SUPPLIED MATERIAL:
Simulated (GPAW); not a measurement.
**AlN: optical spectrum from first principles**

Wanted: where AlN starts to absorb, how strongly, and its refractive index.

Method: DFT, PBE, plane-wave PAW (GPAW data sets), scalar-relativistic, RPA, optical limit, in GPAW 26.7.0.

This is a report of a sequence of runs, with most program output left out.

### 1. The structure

BRIEF:
Copy every record exactly, with nothing added or dropped.

ANSWER AREA:
Simulated (GPAW); not a measurement.
**AlN: optical spectrum from first principles**

Wanted: where AlN starts to absorb, how strongly, and its refractive index.

Method: DFT, PBE, plane-wave PAW (GPAW data sets), scalar-relativistic, RPA, optical limit, in GPAW 26.7.0.

This is a report of a sequence of runs, with most program output left out.

### 1. The structure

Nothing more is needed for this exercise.